LISTED RECORDS
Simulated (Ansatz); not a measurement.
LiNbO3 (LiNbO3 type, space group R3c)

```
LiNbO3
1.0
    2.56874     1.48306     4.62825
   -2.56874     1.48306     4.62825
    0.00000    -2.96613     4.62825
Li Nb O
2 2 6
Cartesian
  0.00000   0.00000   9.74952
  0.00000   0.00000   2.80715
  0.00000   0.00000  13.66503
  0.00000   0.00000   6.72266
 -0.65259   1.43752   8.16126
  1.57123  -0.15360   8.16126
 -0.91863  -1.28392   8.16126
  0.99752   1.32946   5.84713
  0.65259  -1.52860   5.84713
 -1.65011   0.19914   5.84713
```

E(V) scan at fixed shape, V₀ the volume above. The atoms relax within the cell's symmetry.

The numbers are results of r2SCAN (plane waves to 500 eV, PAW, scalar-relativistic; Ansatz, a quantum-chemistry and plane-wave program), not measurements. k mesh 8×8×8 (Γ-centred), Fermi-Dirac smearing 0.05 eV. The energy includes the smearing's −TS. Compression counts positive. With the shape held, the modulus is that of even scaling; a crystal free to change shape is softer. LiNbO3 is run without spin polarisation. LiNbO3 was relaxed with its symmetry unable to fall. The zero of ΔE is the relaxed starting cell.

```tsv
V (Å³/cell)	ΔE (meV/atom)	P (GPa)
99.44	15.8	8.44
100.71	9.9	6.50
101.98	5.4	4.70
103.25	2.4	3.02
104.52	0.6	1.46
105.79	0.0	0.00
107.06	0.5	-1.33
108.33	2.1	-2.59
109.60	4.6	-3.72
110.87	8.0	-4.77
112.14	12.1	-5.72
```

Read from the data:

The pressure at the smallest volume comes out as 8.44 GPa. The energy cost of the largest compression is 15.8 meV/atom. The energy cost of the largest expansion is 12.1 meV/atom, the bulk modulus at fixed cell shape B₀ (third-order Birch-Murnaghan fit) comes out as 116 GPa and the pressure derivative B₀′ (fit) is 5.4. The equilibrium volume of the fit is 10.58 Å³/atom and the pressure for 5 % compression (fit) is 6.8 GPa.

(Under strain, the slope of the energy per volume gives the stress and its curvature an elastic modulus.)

ACTION ITEM
The lines from the top of the data above down to the line containing "E(V) scan at" are to be copied exactly; no other line should appear.

WRITTEN ANSWER
Simulated (Ansatz); not a measurement.
LiNbO3 (LiNbO3 type, space group R3c)

```
LiNbO3
1.0
    2.56874     1.48306     4.62825
   -2.56874     1.48306     4.62825
    0.00000    -2.96613     4.62825
Li Nb O
2 2 6
Cartesian
  0.00000   0.00000   9.74952
  0.00000   0.00000   2.80715
  0.00000   0.00000  13.66503
  0.00000   0.00000   6.72266
 -0.65259   1.43752   8.16126
  1.57123  -0.15360   8.16126
 -0.91863  -1.28392   8.16126
  0.99752   1.32946   5.84713
  0.65259  -1.52860   5.84713
 -1.65011   0.19914   5.84713
```

E(V) scan at fixed shape, V₀ the volume above. The atoms relax within the cell's symmetry.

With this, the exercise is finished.